-- Opening Marker --
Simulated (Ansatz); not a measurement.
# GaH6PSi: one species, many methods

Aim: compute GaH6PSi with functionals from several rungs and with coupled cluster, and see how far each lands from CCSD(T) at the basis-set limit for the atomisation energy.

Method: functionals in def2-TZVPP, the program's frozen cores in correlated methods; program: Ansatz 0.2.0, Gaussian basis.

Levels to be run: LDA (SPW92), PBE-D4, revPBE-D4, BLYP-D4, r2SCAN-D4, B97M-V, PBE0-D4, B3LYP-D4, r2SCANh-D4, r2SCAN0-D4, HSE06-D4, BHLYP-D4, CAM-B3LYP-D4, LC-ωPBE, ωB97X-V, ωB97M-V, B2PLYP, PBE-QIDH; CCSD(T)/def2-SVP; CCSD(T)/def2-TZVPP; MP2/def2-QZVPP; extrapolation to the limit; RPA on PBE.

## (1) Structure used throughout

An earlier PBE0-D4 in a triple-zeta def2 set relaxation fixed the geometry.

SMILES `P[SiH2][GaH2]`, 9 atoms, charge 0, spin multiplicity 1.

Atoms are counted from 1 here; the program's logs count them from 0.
-- Closing Marker --

§ **Required action**:
Repeat the whole listing above, word for word.

§ **Your solution**:
Simulated (Ansatz); not a measurement.
# GaH6PSi: one species, many methods

Aim: compute GaH6PSi with functionals from several rungs and with coupled cluster, and see how far each lands from CCSD(T) at the basis-set limit for the atomisation energy.

Method: functionals in def2-TZVPP, the program's frozen cores in correlated methods; program: Ansatz 0.2.0, Gaussian basis.

Levels to be run: LDA (SPW92), PBE-D4, revPBE-D4, BLYP-D4, r2SCAN-D4, B97M-V, PBE0-D4, B3LYP-D4, r2SCANh-D4, r2SCAN0-D4, HSE06-D4, BHLYP-D4, CAM-B3LYP-D4, LC-ωPBE, ωB97X-V, ωB97M-V, B2PLYP, PBE-QIDH; CCSD(T)/def2-SVP; CCSD(T)/def2-TZVPP; MP2/def2-QZVPP; extrapolation to the limit; RPA on PBE.

## (1) Structure used throughout

An earlier PBE0-D4 in a triple-zeta def2 set relaxation fixed the geometry.

SMILES `P[SiH2][GaH2]`, 9 atoms, charge 0, spin multiplicity 1.

Atoms are counted from 1 here; the program's logs count them from 0.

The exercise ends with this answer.